LISTED RECORDS:
◆ ◆ ◆ ◆ ◆ ◆ ◆
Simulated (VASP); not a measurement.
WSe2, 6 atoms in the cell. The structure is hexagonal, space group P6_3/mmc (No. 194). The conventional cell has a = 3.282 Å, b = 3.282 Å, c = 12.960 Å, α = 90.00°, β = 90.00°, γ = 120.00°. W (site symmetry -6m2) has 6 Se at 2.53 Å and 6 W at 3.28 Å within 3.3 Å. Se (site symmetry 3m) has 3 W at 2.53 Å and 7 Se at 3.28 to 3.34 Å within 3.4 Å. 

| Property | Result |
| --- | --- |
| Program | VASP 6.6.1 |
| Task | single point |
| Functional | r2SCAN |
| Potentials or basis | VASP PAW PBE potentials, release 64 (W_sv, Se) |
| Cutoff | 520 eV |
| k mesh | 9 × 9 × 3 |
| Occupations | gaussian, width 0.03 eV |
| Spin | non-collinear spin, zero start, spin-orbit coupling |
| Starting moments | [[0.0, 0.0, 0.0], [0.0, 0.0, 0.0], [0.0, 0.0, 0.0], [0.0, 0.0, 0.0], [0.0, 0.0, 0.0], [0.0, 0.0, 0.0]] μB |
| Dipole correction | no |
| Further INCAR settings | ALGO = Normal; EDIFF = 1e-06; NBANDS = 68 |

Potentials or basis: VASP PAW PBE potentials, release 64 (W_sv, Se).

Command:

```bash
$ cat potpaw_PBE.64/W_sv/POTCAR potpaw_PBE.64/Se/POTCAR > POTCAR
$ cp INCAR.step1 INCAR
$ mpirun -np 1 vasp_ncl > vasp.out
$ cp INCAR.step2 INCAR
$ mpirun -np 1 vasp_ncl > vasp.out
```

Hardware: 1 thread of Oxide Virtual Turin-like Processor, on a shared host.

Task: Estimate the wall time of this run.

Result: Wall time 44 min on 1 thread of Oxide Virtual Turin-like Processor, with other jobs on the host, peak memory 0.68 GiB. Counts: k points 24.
◆ ◆ ◆ ◆ ◆ ◆ ◆

REQUIRED ACTION: From the records above, quote only the lines running from the line with "VASP 6.6.1 |" to the line with "Task: Estimate the wall time of this run.", both lines included.

ANSWER SPACE:
| Program | VASP 6.6.1 |
| Task | single point |
| Functional | r2SCAN |
| Potentials or basis | VASP PAW PBE potentials, release 64 (W_sv, Se) |
| Cutoff | 520 eV |
| k mesh | 9 × 9 × 3 |
| Occupations | gaussian, width 0.03 eV |
| Spin | non-collinear spin, zero start, spin-orbit coupling |
| Starting moments | [[0.0, 0.0, 0.0], [0.0, 0.0, 0.0], [0.0, 0.0, 0.0], [0.0, 0.0, 0.0], [0.0, 0.0, 0.0], [0.0, 0.0, 0.0]] μB |
| Dipole correction | no |
| Further INCAR settings | ALGO = Normal; EDIFF = 1e-06; NBANDS = 68 |

Potentials or basis: VASP PAW PBE potentials, release 64 (W_sv, Se).

Command:

```bash
$ cat potpaw_PBE.64/W_sv/POTCAR potpaw_PBE.64/Se/POTCAR > POTCAR
$ cp INCAR.step1 INCAR
$ mpirun -np 1 vasp_ncl > vasp.out
$ cp INCAR.step2 INCAR
$ mpirun -np 1 vasp_ncl > vasp.out
```

Hardware: 1 thread of Oxide Virtual Turin-like Processor, on a shared host.

Task: Estimate the wall time of this run.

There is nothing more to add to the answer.